- Data section
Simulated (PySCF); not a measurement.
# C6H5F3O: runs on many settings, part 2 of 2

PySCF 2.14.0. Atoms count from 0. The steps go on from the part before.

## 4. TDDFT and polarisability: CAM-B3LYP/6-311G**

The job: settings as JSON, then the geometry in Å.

- Work request
With no word changed, write the entries out once more.

- Answer section
Simulated (PySCF); not a measurement.
# C6H5F3O: runs on many settings, part 2 of 2

PySCF 2.14.0. Atoms count from 0. The steps go on from the part before.

## 4. TDDFT and polarisability: CAM-B3LYP/6-311G**

The job: settings as JSON, then the geometry in Å.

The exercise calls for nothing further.